#### DATASET EXTRACT
········

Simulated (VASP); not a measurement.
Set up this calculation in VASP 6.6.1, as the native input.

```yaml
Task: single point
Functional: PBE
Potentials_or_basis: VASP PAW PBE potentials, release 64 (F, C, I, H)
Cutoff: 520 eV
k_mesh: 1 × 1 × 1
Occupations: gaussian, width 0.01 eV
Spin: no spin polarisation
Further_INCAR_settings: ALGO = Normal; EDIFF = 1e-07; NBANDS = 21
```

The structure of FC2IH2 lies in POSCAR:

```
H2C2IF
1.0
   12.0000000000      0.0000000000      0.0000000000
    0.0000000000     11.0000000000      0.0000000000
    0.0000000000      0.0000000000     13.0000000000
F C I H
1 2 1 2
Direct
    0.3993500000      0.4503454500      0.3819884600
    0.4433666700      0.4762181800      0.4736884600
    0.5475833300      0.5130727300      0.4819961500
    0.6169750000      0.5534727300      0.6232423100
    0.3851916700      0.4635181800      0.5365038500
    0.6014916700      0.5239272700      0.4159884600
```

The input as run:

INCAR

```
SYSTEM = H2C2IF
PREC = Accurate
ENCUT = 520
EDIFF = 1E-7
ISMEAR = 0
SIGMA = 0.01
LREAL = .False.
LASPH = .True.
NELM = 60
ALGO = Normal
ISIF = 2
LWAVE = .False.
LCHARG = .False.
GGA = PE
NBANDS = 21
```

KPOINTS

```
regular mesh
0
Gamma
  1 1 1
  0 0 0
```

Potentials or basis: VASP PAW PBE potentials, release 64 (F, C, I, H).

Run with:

········

#### TASK ITEM
The records above are to be restated word for word.

#### EXERCISE RESPONSE
Simulated (VASP); not a measurement.
Set up this calculation in VASP 6.6.1, as the native input.

```yaml
Task: single point
Functional: PBE
Potentials_or_basis: VASP PAW PBE potentials, release 64 (F, C, I, H)
Cutoff: 520 eV
k_mesh: 1 × 1 × 1
Occupations: gaussian, width 0.01 eV
Spin: no spin polarisation
Further_INCAR_settings: ALGO = Normal; EDIFF = 1e-07; NBANDS = 21
```

The structure of FC2IH2 lies in POSCAR:

```
H2C2IF
1.0
   12.0000000000      0.0000000000      0.0000000000
    0.0000000000     11.0000000000      0.0000000000
    0.0000000000      0.0000000000     13.0000000000
F C I H
1 2 1 2
Direct
    0.3993500000      0.4503454500      0.3819884600
    0.4433666700      0.4762181800      0.4736884600
    0.5475833300      0.5130727300      0.4819961500
    0.6169750000      0.5534727300      0.6232423100
    0.3851916700      0.4635181800      0.5365038500
    0.6014916700      0.5239272700      0.4159884600
```

The input as run:

INCAR

```
SYSTEM = H2C2IF
PREC = Accurate
ENCUT = 520
EDIFF = 1E-7
ISMEAR = 0
SIGMA = 0.01
LREAL = .False.
LASPH = .True.
NELM = 60
ALGO = Normal
ISIF = 2
LWAVE = .False.
LCHARG = .False.
GGA = PE
NBANDS = 21
```

KPOINTS

```
regular mesh
0
Gamma
  1 1 1
  0 0 0
```

Potentials or basis: VASP PAW PBE potentials, release 64 (F, C, I, H).

Run with:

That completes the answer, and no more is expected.